**ACTION ITEM**
Starting with the first line, output the data exactly, through to the last line.

**DATA TO EXAMINE**
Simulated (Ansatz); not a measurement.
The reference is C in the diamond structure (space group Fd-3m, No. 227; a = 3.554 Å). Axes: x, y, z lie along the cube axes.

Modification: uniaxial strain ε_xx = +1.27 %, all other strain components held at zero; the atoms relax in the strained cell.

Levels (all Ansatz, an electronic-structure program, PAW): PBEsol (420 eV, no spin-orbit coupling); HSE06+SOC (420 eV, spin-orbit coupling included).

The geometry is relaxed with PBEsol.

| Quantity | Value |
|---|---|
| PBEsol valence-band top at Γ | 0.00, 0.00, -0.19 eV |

**PROBLEM SOLUTION**
Simulated (Ansatz); not a measurement.
The reference is C in the diamond structure (space group Fd-3m, No. 227; a = 3.554 Å). Axes: x, y, z lie along the cube axes.

Modification: uniaxial strain ε_xx = +1.27 %, all other strain components held at zero; the atoms relax in the strained cell.

Levels (all Ansatz, an electronic-structure program, PAW): PBEsol (420 eV, no spin-orbit coupling); HSE06+SOC (420 eV, spin-orbit coupling included).

The geometry is relaxed with PBEsol.

| Quantity | Value |
|---|---|
| PBEsol valence-band top at Γ | 0.00, 0.00, -0.19 eV |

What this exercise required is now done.